Word for word, the records below are to be set down again.

* **INFORMATION SUPPLIED**:
= = = = =
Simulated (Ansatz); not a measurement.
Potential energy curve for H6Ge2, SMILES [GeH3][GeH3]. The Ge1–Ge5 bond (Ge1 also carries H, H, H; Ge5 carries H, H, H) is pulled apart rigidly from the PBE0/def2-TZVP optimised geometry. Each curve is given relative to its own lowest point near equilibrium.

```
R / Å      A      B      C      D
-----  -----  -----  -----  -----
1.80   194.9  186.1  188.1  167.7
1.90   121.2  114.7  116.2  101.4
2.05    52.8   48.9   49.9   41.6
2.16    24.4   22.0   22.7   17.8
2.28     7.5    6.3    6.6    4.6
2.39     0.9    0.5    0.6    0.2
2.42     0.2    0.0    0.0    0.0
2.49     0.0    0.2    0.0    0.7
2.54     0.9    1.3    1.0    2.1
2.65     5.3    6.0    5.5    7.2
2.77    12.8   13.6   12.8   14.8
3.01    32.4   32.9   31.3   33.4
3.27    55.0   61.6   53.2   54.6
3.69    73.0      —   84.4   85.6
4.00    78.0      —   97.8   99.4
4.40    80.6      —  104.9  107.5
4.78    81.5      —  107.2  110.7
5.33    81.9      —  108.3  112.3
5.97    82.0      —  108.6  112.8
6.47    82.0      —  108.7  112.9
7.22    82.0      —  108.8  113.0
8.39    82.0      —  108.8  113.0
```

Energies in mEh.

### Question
= = = = =

* **EXERCISE SOLUTION**:
Simulated (Ansatz); not a measurement.
Potential energy curve for H6Ge2, SMILES [GeH3][GeH3]. The Ge1–Ge5 bond (Ge1 also carries H, H, H; Ge5 carries H, H, H) is pulled apart rigidly from the PBE0/def2-TZVP optimised geometry. Each curve is given relative to its own lowest point near equilibrium.

```
R / Å      A      B      C      D
-----  -----  -----  -----  -----
1.80   194.9  186.1  188.1  167.7
1.90   121.2  114.7  116.2  101.4
2.05    52.8   48.9   49.9   41.6
2.16    24.4   22.0   22.7   17.8
2.28     7.5    6.3    6.6    4.6
2.39     0.9    0.5    0.6    0.2
2.42     0.2    0.0    0.0    0.0
2.49     0.0    0.2    0.0    0.7
2.54     0.9    1.3    1.0    2.1
2.65     5.3    6.0    5.5    7.2
2.77    12.8   13.6   12.8   14.8
3.01    32.4   32.9   31.3   33.4
3.27    55.0   61.6   53.2   54.6
3.69    73.0      —   84.4   85.6
4.00    78.0      —   97.8   99.4
4.40    80.6      —  104.9  107.5
4.78    81.5      —  107.2  110.7
5.33    81.9      —  108.3  112.3
5.97    82.0      —  108.6  112.8
6.47    82.0      —  108.7  112.9
7.22    82.0      —  108.8  113.0
8.39    82.0      —  108.8  113.0
```

Energies in mEh.

### Question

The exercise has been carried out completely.